Task item: Everything from the first line of the entries through the line containing "The settings run" is to be retyped exactly, and nothing beyond it.

** Provided material follows **
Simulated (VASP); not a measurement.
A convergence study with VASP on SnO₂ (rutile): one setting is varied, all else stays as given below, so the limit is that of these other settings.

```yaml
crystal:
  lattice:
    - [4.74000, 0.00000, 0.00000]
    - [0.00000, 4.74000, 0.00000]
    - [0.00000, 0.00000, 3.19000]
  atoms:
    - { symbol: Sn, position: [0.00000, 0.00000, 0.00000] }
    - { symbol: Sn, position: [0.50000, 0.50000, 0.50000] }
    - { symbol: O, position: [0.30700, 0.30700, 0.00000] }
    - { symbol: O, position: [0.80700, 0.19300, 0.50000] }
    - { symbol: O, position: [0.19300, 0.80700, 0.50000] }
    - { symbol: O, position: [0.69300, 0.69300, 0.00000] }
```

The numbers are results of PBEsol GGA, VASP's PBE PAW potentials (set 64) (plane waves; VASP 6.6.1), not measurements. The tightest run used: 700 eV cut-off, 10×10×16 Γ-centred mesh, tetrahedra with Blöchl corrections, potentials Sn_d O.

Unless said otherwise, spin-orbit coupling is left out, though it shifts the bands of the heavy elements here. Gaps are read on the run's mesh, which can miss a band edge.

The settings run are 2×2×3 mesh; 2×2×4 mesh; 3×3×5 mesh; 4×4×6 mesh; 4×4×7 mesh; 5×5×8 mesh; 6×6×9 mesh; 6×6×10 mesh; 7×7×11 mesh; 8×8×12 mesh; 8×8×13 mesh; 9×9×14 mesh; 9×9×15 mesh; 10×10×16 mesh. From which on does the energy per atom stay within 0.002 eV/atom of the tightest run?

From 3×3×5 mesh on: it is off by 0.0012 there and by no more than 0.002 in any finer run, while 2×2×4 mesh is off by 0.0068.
** End of Provided material **

Exercise solution:
Simulated (VASP); not a measurement.
A convergence study with VASP on SnO₂ (rutile): one setting is varied, all else stays as given below, so the limit is that of these other settings.

```yaml
crystal:
  lattice:
    - [4.74000, 0.00000, 0.00000]
    - [0.00000, 4.74000, 0.00000]
    - [0.00000, 0.00000, 3.19000]
  atoms:
    - { symbol: Sn, position: [0.00000, 0.00000, 0.00000] }
    - { symbol: Sn, position: [0.50000, 0.50000, 0.50000] }
    - { symbol: O, position: [0.30700, 0.30700, 0.00000] }
    - { symbol: O, position: [0.80700, 0.19300, 0.50000] }
    - { symbol: O, position: [0.19300, 0.80700, 0.50000] }
    - { symbol: O, position: [0.69300, 0.69300, 0.00000] }
```

The numbers are results of PBEsol GGA, VASP's PBE PAW potentials (set 64) (plane waves; VASP 6.6.1), not measurements. The tightest run used: 700 eV cut-off, 10×10×16 Γ-centred mesh, tetrahedra with Blöchl corrections, potentials Sn_d O.

Unless said otherwise, spin-orbit coupling is left out, though it shifts the bands of the heavy elements here. Gaps are read on the run's mesh, which can miss a band edge.

The settings run are 2×2×3 mesh; 2×2×4 mesh; 3×3×5 mesh; 4×4×6 mesh; 4×4×7 mesh; 5×5×8 mesh; 6×6×9 mesh; 6×6×10 mesh; 7×7×11 mesh; 8×8×12 mesh; 8×8×13 mesh; 9×9×14 mesh; 9×9×15 mesh; 10×10×16 mesh. From which on does the energy per atom stay within 0.002 eV/atom of the tightest run?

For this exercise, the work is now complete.